EXTRACTED INFORMATION:
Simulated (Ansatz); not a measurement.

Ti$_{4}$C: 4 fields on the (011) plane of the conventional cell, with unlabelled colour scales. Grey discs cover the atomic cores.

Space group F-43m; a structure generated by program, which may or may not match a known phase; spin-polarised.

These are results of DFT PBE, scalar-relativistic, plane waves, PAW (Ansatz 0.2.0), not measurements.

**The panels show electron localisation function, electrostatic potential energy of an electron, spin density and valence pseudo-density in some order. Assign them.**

WORK TASK: Return the entries above word for word.

TASK OUTPUT:
Simulated (Ansatz); not a measurement.

Ti$_{4}$C: 4 fields on the (011) plane of the conventional cell, with unlabelled colour scales. Grey discs cover the atomic cores.

Space group F-43m; a structure generated by program, which may or may not match a known phase; spin-polarised.

These are results of DFT PBE, scalar-relativistic, plane waves, PAW (Ansatz 0.2.0), not measurements.

**The panels show electron localisation function, electrostatic potential energy of an electron, spin density and valence pseudo-density in some order. Assign them.**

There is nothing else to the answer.